## ASSIGNMENT:
Beginning with the first line of the data below, set down each line exactly through the line that contains "width 0.05 eV |".

[[ DATA SECTION open ]]

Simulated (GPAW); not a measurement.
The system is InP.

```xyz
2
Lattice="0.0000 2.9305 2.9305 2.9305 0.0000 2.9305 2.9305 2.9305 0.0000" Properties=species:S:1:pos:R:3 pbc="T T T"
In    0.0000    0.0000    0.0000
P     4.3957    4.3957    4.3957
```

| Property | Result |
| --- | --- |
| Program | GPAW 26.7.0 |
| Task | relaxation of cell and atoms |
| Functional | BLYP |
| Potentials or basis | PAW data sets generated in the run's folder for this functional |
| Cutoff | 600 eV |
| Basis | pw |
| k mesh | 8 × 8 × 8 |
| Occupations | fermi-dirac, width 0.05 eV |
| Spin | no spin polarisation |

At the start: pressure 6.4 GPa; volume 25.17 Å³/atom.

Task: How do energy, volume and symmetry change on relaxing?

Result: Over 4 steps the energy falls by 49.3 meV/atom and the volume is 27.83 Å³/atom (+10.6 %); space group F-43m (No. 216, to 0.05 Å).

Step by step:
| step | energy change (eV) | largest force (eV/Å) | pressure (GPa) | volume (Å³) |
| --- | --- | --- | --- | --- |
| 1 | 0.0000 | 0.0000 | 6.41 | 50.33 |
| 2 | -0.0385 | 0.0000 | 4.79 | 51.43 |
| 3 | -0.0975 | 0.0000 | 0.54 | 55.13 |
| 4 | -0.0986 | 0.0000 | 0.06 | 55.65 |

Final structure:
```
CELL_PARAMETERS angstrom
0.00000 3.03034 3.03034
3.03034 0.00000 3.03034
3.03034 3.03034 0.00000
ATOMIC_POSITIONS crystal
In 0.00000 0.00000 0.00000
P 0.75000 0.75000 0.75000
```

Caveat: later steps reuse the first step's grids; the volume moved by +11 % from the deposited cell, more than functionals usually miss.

[[ DATA SECTION closed ]]

## EXPECTED ANSWER:
Simulated (GPAW); not a measurement.
The system is InP.

```xyz
2
Lattice="0.0000 2.9305 2.9305 2.9305 0.0000 2.9305 2.9305 2.9305 0.0000" Properties=species:S:1:pos:R:3 pbc="T T T"
In    0.0000    0.0000    0.0000
P     4.3957    4.3957    4.3957
```

| Property | Result |
| --- | --- |
| Program | GPAW 26.7.0 |
| Task | relaxation of cell and atoms |
| Functional | BLYP |
| Potentials or basis | PAW data sets generated in the run's folder for this functional |
| Cutoff | 600 eV |
| Basis | pw |
| k mesh | 8 × 8 × 8 |
| Occupations | fermi-dirac, width 0.05 eV |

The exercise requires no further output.